> GIVEN ENTRIES:
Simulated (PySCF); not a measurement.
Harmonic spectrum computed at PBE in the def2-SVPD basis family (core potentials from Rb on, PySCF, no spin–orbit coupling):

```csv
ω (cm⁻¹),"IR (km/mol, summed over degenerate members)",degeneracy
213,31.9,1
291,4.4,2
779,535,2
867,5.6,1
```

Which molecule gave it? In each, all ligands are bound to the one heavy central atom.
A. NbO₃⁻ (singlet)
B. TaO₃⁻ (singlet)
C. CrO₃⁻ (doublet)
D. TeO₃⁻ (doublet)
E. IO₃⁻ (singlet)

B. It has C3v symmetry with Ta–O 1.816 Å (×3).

> ACTION ITEM:
Write the data out again in full and exactly.

> REPLY:
Simulated (PySCF); not a measurement.
Harmonic spectrum computed at PBE in the def2-SVPD basis family (core potentials from Rb on, PySCF, no spin–orbit coupling):

```csv
ω (cm⁻¹),"IR (km/mol, summed over degenerate members)",degeneracy
213,31.9,1
291,4.4,2
779,535,2
867,5.6,1
```

Which molecule gave it? In each, all ligands are bound to the one heavy central atom.
A. NbO₃⁻ (singlet)
B. TaO₃⁻ (singlet)
C. CrO₃⁻ (doublet)
D. TeO₃⁻ (doublet)
E. IO₃⁻ (singlet)

B. It has C3v symmetry with Ta–O 1.816 Å (×3).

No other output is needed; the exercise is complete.